-- Data follows --

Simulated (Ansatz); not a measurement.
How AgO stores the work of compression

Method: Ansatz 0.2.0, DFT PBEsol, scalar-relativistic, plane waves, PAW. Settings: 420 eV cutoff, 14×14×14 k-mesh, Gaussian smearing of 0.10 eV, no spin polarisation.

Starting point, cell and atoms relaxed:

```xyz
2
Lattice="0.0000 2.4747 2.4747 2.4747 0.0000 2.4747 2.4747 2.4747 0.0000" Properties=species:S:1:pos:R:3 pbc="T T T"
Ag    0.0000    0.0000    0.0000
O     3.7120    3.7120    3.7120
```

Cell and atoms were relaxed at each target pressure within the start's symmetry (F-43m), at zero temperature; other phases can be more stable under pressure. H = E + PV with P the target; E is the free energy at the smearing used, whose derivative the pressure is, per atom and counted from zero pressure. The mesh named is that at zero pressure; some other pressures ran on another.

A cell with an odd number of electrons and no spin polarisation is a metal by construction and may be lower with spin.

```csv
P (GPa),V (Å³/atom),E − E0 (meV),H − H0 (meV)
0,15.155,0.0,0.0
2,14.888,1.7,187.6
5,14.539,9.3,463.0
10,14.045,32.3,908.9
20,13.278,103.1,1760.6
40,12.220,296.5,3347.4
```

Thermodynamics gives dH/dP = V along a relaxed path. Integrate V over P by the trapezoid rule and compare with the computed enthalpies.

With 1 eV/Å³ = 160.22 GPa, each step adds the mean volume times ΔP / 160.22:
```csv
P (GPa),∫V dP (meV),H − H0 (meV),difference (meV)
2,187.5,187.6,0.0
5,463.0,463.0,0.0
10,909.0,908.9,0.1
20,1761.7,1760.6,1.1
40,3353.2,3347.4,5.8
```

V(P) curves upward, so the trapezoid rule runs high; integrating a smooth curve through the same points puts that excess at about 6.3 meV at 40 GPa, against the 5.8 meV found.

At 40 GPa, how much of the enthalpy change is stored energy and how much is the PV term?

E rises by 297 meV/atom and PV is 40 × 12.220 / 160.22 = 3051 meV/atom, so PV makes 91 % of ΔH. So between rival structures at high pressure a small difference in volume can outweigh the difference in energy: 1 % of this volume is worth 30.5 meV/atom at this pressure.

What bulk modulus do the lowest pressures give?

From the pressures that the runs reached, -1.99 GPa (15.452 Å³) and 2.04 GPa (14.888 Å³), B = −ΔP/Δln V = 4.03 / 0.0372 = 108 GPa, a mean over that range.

-- Data concluded --

Look above for the line with "With 1 eV/Å³" and the line with "At 40 GPa, how"; transcribe both and all lines in between, exactly, and nothing else.

* [Task response]:
With 1 eV/Å³ = 160.22 GPa, each step adds the mean volume times ΔP / 160.22:
```csv
P (GPa),∫V dP (meV),H − H0 (meV),difference (meV)
2,187.5,187.6,0.0
5,463.0,463.0,0.0
10,909.0,908.9,0.1
20,1761.7,1760.6,1.1
40,3353.2,3347.4,5.8
```

V(P) curves upward, so the trapezoid rule runs high; integrating a smooth curve through the same points puts that excess at about 6.3 meV at 40 GPa, against the 5.8 meV found.

At 40 GPa, how much of the enthalpy change is stored energy and how much is the PV term?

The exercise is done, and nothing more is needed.